[Dataset extract — start]

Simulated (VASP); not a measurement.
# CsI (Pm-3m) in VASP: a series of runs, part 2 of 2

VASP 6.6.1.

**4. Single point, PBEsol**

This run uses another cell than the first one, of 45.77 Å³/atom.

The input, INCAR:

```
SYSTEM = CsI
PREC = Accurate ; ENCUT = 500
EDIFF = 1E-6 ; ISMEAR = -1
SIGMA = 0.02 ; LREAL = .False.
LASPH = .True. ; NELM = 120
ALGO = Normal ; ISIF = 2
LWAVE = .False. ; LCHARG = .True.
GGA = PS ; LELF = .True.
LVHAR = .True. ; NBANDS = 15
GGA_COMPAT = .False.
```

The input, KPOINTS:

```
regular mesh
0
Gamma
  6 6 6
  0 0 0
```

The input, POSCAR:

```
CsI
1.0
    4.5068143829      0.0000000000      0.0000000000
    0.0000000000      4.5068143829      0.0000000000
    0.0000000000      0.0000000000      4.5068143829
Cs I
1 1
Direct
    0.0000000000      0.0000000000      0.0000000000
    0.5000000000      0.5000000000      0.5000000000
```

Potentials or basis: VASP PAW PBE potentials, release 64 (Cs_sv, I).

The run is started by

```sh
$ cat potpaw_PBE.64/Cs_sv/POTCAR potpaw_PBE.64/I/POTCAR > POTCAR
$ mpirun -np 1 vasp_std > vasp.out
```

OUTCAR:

[Dataset extract — finish]

The required output is the set of lines from the first line of the data through the line that contains "Potentials or basis: VASP", transcribed exactly.

**Reply:**
Simulated (VASP); not a measurement.
# CsI (Pm-3m) in VASP: a series of runs, part 2 of 2

VASP 6.6.1.

**4. Single point, PBEsol**

This run uses another cell than the first one, of 45.77 Å³/atom.

The input, INCAR:

```
SYSTEM = CsI
PREC = Accurate ; ENCUT = 500
EDIFF = 1E-6 ; ISMEAR = -1
SIGMA = 0.02 ; LREAL = .False.
LASPH = .True. ; NELM = 120
ALGO = Normal ; ISIF = 2
LWAVE = .False. ; LCHARG = .True.
GGA = PS ; LELF = .True.
LVHAR = .True. ; NBANDS = 15
GGA_COMPAT = .False.
```

The input, KPOINTS:

```
regular mesh
0
Gamma
  6 6 6
  0 0 0
```

The input, POSCAR:

```
CsI
1.0
    4.5068143829      0.0000000000      0.0000000000
    0.0000000000      4.5068143829      0.0000000000
    0.0000000000      0.0000000000      4.5068143829
Cs I
1 1
Direct
    0.0000000000      0.0000000000      0.0000000000
    0.5000000000      0.5000000000      0.5000000000
```

Potentials or basis: VASP PAW PBE potentials, release 64 (Cs_sv, I).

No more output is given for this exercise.